%%
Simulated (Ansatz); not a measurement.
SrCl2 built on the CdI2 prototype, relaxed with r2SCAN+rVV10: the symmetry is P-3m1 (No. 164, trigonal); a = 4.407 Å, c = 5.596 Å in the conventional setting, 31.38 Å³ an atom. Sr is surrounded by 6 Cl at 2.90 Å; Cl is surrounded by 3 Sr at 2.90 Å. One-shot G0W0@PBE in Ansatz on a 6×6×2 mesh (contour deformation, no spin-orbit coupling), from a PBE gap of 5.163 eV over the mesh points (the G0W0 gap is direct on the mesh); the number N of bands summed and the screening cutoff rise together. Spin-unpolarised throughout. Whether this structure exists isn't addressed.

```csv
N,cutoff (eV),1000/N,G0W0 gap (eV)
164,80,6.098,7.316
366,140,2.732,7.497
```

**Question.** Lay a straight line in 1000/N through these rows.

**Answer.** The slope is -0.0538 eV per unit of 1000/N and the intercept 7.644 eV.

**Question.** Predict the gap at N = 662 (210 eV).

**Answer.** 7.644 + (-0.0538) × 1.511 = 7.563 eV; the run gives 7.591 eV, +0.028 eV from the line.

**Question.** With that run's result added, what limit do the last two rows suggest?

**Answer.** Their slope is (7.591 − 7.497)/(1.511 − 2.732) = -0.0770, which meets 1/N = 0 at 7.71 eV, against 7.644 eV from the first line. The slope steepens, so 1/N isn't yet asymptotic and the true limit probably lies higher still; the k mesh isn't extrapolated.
%%

> **Work request**
Start at the first line of the entries and stop at the line with "two rows suggest?". Retype each of those lines exactly, both ends included.

> **Exercise output**
Simulated (Ansatz); not a measurement.
SrCl2 built on the CdI2 prototype, relaxed with r2SCAN+rVV10: the symmetry is P-3m1 (No. 164, trigonal); a = 4.407 Å, c = 5.596 Å in the conventional setting, 31.38 Å³ an atom. Sr is surrounded by 6 Cl at 2.90 Å; Cl is surrounded by 3 Sr at 2.90 Å. One-shot G0W0@PBE in Ansatz on a 6×6×2 mesh (contour deformation, no spin-orbit coupling), from a PBE gap of 5.163 eV over the mesh points (the G0W0 gap is direct on the mesh); the number N of bands summed and the screening cutoff rise together. Spin-unpolarised throughout. Whether this structure exists isn't addressed.

```csv
N,cutoff (eV),1000/N,G0W0 gap (eV)
164,80,6.098,7.316
366,140,2.732,7.497
```

**Question.** Lay a straight line in 1000/N through these rows.

**Answer.** The slope is -0.0538 eV per unit of 1000/N and the intercept 7.644 eV.

**Question.** Predict the gap at N = 662 (210 eV).

**Answer.** 7.644 + (-0.0538) × 1.511 = 7.563 eV; the run gives 7.591 eV, +0.028 eV from the line.

**Question.** With that run's result added, what limit do the last two rows suggest?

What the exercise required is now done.